• Task item:
All lines before the one containing "Change from the", plus that line itself, are to be printed exactly as they appear below.

• Provided material:
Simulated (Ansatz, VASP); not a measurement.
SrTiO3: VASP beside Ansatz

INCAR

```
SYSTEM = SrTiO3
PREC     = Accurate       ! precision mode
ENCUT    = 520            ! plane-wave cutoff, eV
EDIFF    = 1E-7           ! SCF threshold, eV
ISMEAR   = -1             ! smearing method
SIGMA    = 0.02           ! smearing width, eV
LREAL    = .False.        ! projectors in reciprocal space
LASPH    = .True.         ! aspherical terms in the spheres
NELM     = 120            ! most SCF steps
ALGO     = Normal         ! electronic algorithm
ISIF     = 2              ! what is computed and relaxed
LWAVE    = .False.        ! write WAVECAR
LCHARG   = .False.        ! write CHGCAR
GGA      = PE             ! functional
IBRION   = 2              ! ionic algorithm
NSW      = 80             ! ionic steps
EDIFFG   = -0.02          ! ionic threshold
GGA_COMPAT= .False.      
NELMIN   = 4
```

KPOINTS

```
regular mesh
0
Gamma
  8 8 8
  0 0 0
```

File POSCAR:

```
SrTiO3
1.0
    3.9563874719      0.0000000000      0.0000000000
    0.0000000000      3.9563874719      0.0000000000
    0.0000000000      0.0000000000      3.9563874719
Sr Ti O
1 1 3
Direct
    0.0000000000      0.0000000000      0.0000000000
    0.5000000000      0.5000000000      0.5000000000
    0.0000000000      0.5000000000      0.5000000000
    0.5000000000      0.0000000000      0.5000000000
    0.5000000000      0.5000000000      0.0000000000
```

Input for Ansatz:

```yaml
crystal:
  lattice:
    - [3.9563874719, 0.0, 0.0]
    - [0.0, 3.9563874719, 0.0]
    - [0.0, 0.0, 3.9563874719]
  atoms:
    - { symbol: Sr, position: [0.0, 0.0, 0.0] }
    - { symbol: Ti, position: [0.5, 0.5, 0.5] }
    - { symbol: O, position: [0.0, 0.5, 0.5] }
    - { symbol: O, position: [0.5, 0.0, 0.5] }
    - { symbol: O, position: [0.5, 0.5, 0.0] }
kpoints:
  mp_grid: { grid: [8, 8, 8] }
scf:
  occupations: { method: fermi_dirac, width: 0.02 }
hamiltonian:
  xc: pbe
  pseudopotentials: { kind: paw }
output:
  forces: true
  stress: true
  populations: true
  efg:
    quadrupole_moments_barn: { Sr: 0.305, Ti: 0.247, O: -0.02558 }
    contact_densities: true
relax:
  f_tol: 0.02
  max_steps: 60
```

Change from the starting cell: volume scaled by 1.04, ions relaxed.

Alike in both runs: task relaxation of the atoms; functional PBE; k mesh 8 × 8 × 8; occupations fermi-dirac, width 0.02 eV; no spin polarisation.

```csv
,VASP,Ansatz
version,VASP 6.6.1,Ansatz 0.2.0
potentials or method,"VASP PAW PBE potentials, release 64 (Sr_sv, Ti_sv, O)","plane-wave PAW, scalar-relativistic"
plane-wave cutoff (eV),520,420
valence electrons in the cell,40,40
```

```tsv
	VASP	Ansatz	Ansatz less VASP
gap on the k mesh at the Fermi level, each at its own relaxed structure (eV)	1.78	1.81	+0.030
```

• Written reply:
Simulated (Ansatz, VASP); not a measurement.
SrTiO3: VASP beside Ansatz

INCAR

```
SYSTEM = SrTiO3
PREC     = Accurate       ! precision mode
ENCUT    = 520            ! plane-wave cutoff, eV
EDIFF    = 1E-7           ! SCF threshold, eV
ISMEAR   = -1             ! smearing method
SIGMA    = 0.02           ! smearing width, eV
LREAL    = .False.        ! projectors in reciprocal space
LASPH    = .True.         ! aspherical terms in the spheres
NELM     = 120            ! most SCF steps
ALGO     = Normal         ! electronic algorithm
ISIF     = 2              ! what is computed and relaxed
LWAVE    = .False.        ! write WAVECAR
LCHARG   = .False.        ! write CHGCAR
GGA      = PE             ! functional
IBRION   = 2              ! ionic algorithm
NSW      = 80             ! ionic steps
EDIFFG   = -0.02          ! ionic threshold
GGA_COMPAT= .False.      
NELMIN   = 4
```

KPOINTS

```
regular mesh
0
Gamma
  8 8 8
  0 0 0
```

File POSCAR:

```
SrTiO3
1.0
    3.9563874719      0.0000000000      0.0000000000
    0.0000000000      3.9563874719      0.0000000000
    0.0000000000      0.0000000000      3.9563874719
Sr Ti O
1 1 3
Direct
    0.0000000000      0.0000000000      0.0000000000
    0.5000000000      0.5000000000      0.5000000000
    0.0000000000      0.5000000000      0.5000000000
    0.5000000000      0.0000000000      0.5000000000
    0.5000000000      0.5000000000      0.0000000000
```

Input for Ansatz:

```yaml
crystal:
  lattice:
    - [3.9563874719, 0.0, 0.0]
    - [0.0, 3.9563874719, 0.0]
    - [0.0, 0.0, 3.9563874719]
  atoms:
    - { symbol: Sr, position: [0.0, 0.0, 0.0] }
    - { symbol: Ti, position: [0.5, 0.5, 0.5] }
    - { symbol: O, position: [0.0, 0.5, 0.5] }
    - { symbol: O, position: [0.5, 0.0, 0.5] }
    - { symbol: O, position: [0.5, 0.5, 0.0] }
kpoints:
  mp_grid: { grid: [8, 8, 8] }
scf:
  occupations: { method: fermi_dirac, width: 0.02 }
hamiltonian:
  xc: pbe
  pseudopotentials: { kind: paw }
output:
  forces: true
  stress: true
  populations: true
  efg:
    quadrupole_moments_barn: { Sr: 0.305, Ti: 0.247, O: -0.02558 }
    contact_densities: true
relax:
  f_tol: 0.02
  max_steps: 60
```

Change from the starting cell: volume scaled by 1.04, ions relaxed.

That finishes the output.